Data extracts >>
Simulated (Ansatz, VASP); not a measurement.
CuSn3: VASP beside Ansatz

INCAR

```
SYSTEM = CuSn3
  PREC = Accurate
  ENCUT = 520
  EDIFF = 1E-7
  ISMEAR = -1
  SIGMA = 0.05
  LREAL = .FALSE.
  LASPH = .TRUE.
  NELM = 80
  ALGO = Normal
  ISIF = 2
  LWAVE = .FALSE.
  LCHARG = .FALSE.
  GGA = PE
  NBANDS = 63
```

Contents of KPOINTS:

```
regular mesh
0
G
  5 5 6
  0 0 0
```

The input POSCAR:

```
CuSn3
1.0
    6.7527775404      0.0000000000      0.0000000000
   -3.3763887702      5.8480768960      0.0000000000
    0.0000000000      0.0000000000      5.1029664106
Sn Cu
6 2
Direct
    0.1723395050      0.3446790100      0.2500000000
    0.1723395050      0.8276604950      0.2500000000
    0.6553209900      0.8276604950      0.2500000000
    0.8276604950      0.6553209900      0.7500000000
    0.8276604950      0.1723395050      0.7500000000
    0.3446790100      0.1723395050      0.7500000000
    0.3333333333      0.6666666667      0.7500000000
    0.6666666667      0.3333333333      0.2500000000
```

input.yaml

Work request >>
Output every entry shown above, exactly.

Solution >>
Simulated (Ansatz, VASP); not a measurement.
CuSn3: VASP beside Ansatz

INCAR

```
SYSTEM = CuSn3
  PREC = Accurate
  ENCUT = 520
  EDIFF = 1E-7
  ISMEAR = -1
  SIGMA = 0.05
  LREAL = .FALSE.
  LASPH = .TRUE.
  NELM = 80
  ALGO = Normal
  ISIF = 2
  LWAVE = .FALSE.
  LCHARG = .FALSE.
  GGA = PE
  NBANDS = 63
```

Contents of KPOINTS:

```
regular mesh
0
G
  5 5 6
  0 0 0
```

The input POSCAR:

```
CuSn3
1.0
    6.7527775404      0.0000000000      0.0000000000
   -3.3763887702      5.8480768960      0.0000000000
    0.0000000000      0.0000000000      5.1029664106
Sn Cu
6 2
Direct
    0.1723395050      0.3446790100      0.2500000000
    0.1723395050      0.8276604950      0.2500000000
    0.6553209900      0.8276604950      0.2500000000
    0.8276604950      0.6553209900      0.7500000000
    0.8276604950      0.1723395050      0.7500000000
    0.3446790100      0.1723395050      0.7500000000
    0.3333333333      0.6666666667      0.7500000000
    0.6666666667      0.3333333333      0.2500000000
```

input.yaml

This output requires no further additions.